**Requirement**
The material is to be repeated exactly, from first line to last.

**Data records**
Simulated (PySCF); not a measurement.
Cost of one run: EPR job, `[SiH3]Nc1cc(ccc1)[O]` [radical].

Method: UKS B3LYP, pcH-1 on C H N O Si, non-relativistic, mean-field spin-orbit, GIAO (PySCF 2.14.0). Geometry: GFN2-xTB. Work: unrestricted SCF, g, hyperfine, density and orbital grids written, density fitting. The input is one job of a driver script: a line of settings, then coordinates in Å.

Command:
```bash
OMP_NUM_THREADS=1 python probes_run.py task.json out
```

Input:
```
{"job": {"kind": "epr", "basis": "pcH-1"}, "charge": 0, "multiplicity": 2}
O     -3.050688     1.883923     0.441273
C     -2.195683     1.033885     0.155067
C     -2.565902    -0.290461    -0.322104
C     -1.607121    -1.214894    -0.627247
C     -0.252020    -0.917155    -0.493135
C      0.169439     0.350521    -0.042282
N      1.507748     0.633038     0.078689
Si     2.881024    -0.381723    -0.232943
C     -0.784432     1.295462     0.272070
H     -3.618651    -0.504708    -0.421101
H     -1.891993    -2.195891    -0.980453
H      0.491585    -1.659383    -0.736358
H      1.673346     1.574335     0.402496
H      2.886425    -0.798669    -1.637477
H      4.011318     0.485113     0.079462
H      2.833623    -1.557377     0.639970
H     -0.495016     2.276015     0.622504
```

**Task output**
Simulated (PySCF); not a measurement.
Cost of one run: EPR job, `[SiH3]Nc1cc(ccc1)[O]` [radical].

Method: UKS B3LYP, pcH-1 on C H N O Si, non-relativistic, mean-field spin-orbit, GIAO (PySCF 2.14.0). Geometry: GFN2-xTB. Work: unrestricted SCF, g, hyperfine, density and orbital grids written, density fitting. The input is one job of a driver script: a line of settings, then coordinates in Å.

Command:
```bash
OMP_NUM_THREADS=1 python probes_run.py task.json out
```

Input:
```
{"job": {"kind": "epr", "basis": "pcH-1"}, "charge": 0, "multiplicity": 2}
O     -3.050688     1.883923     0.441273
C     -2.195683     1.033885     0.155067
C     -2.565902    -0.290461    -0.322104
C     -1.607121    -1.214894    -0.627247
C     -0.252020    -0.917155    -0.493135
C      0.169439     0.350521    -0.042282
N      1.507748     0.633038     0.078689
Si     2.881024    -0.381723    -0.232943
C     -0.784432     1.295462     0.272070
H     -3.618651    -0.504708    -0.421101
H     -1.891993    -2.195891    -0.980453
H      0.491585    -1.659383    -0.736358
H      1.673346     1.574335     0.402496
H      2.886425    -0.798669    -1.637477
H      4.011318     0.485113     0.079462
H      2.833623    -1.557377     0.639970
H     -0.495016     2.276015     0.622504
```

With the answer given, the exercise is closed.